## Recorded data
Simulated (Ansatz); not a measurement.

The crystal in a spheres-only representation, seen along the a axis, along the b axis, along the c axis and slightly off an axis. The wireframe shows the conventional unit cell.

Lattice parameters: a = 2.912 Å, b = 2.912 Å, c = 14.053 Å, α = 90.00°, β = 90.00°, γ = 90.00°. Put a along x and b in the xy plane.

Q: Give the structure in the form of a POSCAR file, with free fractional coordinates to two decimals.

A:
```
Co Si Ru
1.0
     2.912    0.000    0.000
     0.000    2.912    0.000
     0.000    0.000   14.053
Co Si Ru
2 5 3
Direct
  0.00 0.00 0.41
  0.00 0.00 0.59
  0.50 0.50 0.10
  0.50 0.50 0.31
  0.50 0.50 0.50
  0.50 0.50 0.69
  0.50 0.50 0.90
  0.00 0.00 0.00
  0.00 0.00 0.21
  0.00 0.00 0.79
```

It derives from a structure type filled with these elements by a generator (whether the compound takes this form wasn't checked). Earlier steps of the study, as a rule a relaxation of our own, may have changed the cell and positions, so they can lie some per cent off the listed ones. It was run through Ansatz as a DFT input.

## Requirement
An exact transcription of the lines from the start of the listing through the line bearing "The crystal in" is the whole answer.

## Task result
Simulated (Ansatz); not a measurement.

The crystal in a spheres-only representation, seen along the a axis, along the b axis, along the c axis and slightly off an axis. The wireframe shows the conventional unit cell.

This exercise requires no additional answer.